###
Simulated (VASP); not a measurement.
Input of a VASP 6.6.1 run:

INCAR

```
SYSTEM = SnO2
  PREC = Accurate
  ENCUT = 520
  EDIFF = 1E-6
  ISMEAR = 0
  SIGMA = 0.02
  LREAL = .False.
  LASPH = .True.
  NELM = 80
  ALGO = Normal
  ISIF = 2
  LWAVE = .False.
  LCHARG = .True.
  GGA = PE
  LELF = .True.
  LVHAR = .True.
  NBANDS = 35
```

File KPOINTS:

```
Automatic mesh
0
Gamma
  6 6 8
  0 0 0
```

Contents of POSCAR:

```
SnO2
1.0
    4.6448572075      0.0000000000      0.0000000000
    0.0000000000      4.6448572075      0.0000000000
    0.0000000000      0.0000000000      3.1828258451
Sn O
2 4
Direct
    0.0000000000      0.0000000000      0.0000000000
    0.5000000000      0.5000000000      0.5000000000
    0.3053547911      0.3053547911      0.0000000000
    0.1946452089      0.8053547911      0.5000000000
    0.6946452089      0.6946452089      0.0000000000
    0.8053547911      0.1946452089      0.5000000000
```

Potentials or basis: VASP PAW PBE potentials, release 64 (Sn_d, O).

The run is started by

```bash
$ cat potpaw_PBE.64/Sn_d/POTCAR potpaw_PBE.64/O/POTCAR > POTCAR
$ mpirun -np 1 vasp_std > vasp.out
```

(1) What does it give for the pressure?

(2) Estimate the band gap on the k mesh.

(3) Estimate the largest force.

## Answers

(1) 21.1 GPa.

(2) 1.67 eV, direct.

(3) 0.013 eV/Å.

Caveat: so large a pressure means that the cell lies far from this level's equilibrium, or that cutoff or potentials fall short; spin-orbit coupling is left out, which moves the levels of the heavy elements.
###

With the first line of the material as the start and the line containing "(3) 0.013 eV/Å." as the end, repeat that span exactly and add nothing.

Simulated (VASP); not a measurement.
Input of a VASP 6.6.1 run:

INCAR

```
SYSTEM = SnO2
  PREC = Accurate
  ENCUT = 520
  EDIFF = 1E-6
  ISMEAR = 0
  SIGMA = 0.02
  LREAL = .False.
  LASPH = .True.
  NELM = 80
  ALGO = Normal
  ISIF = 2
  LWAVE = .False.
  LCHARG = .True.
  GGA = PE
  LELF = .True.
  LVHAR = .True.
  NBANDS = 35
```

File KPOINTS:

```
Automatic mesh
0
Gamma
  6 6 8
  0 0 0
```

Contents of POSCAR:

```
SnO2
1.0
    4.6448572075      0.0000000000      0.0000000000
    0.0000000000      4.6448572075      0.0000000000
    0.0000000000      0.0000000000      3.1828258451
Sn O
2 4
Direct
    0.0000000000      0.0000000000      0.0000000000
    0.5000000000      0.5000000000      0.5000000000
    0.3053547911      0.3053547911      0.0000000000
    0.1946452089      0.8053547911      0.5000000000
    0.6946452089      0.6946452089      0.0000000000
    0.8053547911      0.1946452089      0.5000000000
```

Potentials or basis: VASP PAW PBE potentials, release 64 (Sn_d, O).

The run is started by

```bash
$ cat potpaw_PBE.64/Sn_d/POTCAR potpaw_PBE.64/O/POTCAR > POTCAR
$ mpirun -np 1 vasp_std > vasp.out
```

(1) What does it give for the pressure?

(2) Estimate the band gap on the k mesh.

(3) Estimate the largest force.

## Answers

(1) 21.1 GPa.

(2) 1.67 eV, direct.

(3) 0.013 eV/Å.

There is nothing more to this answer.